Dataset content:
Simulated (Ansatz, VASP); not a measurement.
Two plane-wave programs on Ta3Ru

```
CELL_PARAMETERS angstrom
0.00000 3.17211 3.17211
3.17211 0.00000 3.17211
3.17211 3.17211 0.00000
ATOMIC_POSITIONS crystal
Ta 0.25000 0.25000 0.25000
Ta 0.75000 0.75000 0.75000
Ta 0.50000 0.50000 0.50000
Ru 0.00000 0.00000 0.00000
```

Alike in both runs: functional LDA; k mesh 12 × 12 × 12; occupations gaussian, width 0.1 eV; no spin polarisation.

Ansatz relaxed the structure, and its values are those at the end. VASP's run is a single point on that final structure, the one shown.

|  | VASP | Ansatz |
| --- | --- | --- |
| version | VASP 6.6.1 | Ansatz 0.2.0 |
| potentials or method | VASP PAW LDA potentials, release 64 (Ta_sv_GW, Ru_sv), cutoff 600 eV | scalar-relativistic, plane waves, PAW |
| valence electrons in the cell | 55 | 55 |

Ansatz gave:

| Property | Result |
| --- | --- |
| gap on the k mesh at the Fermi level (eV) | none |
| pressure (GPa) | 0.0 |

Task item: Reproduce each record exactly as written above.

Task answer:
Simulated (Ansatz, VASP); not a measurement.
Two plane-wave programs on Ta3Ru

```
CELL_PARAMETERS angstrom
0.00000 3.17211 3.17211
3.17211 0.00000 3.17211
3.17211 3.17211 0.00000
ATOMIC_POSITIONS crystal
Ta 0.25000 0.25000 0.25000
Ta 0.75000 0.75000 0.75000
Ta 0.50000 0.50000 0.50000
Ru 0.00000 0.00000 0.00000
```

Alike in both runs: functional LDA; k mesh 12 × 12 × 12; occupations gaussian, width 0.1 eV; no spin polarisation.

Ansatz relaxed the structure, and its values are those at the end. VASP's run is a single point on that final structure, the one shown.

|  | VASP | Ansatz |
| --- | --- | --- |
| version | VASP 6.6.1 | Ansatz 0.2.0 |
| potentials or method | VASP PAW LDA potentials, release 64 (Ta_sv_GW, Ru_sv), cutoff 600 eV | scalar-relativistic, plane waves, PAW |
| valence electrons in the cell | 55 | 55 |

Ansatz gave:

| Property | Result |
| --- | --- |
| gap on the k mesh at the Fermi level (eV) | none |
| pressure (GPa) | 0.0 |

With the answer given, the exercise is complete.